..............................

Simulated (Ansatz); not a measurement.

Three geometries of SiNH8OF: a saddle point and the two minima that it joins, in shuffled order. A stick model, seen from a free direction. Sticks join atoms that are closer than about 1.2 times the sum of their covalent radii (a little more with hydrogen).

..............................

• **TASK ITEM**
Please reproduce the records exactly, without leaving any out.

• **WRITTEN ANSWER**
Simulated (Ansatz); not a measurement.

Three geometries of SiNH8OF: a saddle point and the two minima that it joins, in shuffled order. A stick model, seen from a free direction. Sticks join atoms that are closer than about 1.2 times the sum of their covalent radii (a little more with hydrogen).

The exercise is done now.